* **REQUIREMENT**
All of the entries should be returned without a single change.

(DATASET CONTENT Opens)
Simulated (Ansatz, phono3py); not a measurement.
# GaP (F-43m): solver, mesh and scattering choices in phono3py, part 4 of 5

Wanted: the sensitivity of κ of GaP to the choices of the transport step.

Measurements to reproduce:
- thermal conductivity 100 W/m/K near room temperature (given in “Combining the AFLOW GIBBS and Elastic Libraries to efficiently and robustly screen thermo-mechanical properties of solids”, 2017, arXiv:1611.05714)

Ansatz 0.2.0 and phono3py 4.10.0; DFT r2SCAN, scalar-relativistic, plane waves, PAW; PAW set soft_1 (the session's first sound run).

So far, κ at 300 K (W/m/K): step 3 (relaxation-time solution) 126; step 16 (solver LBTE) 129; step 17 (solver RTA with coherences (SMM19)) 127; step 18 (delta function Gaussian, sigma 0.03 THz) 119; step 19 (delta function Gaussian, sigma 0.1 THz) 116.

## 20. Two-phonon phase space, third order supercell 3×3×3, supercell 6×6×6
(DATASET CONTENT Closes)

* **TASK ANSWER**
Simulated (Ansatz, phono3py); not a measurement.
# GaP (F-43m): solver, mesh and scattering choices in phono3py, part 4 of 5

Wanted: the sensitivity of κ of GaP to the choices of the transport step.

Measurements to reproduce:
- thermal conductivity 100 W/m/K near room temperature (given in “Combining the AFLOW GIBBS and Elastic Libraries to efficiently and robustly screen thermo-mechanical properties of solids”, 2017, arXiv:1611.05714)

Ansatz 0.2.0 and phono3py 4.10.0; DFT r2SCAN, scalar-relativistic, plane waves, PAW; PAW set soft_1 (the session's first sound run).

So far, κ at 300 K (W/m/K): step 3 (relaxation-time solution) 126; step 16 (solver LBTE) 129; step 17 (solver RTA with coherences (SMM19)) 127; step 18 (delta function Gaussian, sigma 0.03 THz) 119; step 19 (delta function Gaussian, sigma 0.1 THz) 116.

## 20. Two-phonon phase space, third order supercell 3×3×3, supercell 6×6×6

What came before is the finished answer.